_Assignment_:
Exactly the lines from the top of the records below through the one containing "C=C[C@@]1(S(=O)(=O)O)[SiH2][C@@H]1C | 3.0 |" must be set down, with no line added or dropped.

_Stored data_:
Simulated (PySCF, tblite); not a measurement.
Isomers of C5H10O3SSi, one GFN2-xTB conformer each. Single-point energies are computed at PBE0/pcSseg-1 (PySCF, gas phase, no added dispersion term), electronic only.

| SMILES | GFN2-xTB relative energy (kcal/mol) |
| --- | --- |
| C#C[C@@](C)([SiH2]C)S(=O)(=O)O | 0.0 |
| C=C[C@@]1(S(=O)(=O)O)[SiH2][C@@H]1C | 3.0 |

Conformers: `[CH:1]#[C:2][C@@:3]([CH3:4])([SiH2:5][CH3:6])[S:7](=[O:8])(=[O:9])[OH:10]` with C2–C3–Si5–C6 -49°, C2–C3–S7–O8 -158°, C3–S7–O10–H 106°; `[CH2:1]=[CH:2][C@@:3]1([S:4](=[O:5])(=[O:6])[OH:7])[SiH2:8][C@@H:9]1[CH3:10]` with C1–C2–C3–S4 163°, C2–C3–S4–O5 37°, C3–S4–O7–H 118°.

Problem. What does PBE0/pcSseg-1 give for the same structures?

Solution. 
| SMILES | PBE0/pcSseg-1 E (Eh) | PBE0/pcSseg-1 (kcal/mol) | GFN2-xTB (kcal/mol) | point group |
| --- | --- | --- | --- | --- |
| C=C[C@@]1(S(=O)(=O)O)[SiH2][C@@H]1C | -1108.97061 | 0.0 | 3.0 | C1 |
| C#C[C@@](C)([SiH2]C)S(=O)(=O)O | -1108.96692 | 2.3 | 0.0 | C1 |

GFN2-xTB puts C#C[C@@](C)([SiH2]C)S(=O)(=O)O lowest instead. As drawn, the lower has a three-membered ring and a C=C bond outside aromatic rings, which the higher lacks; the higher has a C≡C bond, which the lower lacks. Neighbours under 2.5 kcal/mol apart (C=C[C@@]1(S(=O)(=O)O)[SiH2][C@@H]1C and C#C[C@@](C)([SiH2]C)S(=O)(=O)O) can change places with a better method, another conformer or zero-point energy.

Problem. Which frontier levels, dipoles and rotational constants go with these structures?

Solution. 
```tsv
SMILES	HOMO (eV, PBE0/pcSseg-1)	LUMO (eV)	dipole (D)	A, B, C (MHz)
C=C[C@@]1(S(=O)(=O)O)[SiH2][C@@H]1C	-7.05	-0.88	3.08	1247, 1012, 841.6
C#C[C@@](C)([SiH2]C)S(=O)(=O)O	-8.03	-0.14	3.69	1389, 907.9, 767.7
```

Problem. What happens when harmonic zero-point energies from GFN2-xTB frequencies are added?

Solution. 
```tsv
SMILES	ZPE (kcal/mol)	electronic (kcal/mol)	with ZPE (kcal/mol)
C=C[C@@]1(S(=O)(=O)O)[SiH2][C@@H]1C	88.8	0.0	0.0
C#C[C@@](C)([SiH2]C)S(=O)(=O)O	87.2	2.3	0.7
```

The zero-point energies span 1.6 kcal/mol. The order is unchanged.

_Answer box_:
Simulated (PySCF, tblite); not a measurement.
Isomers of C5H10O3SSi, one GFN2-xTB conformer each. Single-point energies are computed at PBE0/pcSseg-1 (PySCF, gas phase, no added dispersion term), electronic only.

| SMILES | GFN2-xTB relative energy (kcal/mol) |
| --- | --- |
| C#C[C@@](C)([SiH2]C)S(=O)(=O)O | 0.0 |
| C=C[C@@]1(S(=O)(=O)O)[SiH2][C@@H]1C | 3.0 |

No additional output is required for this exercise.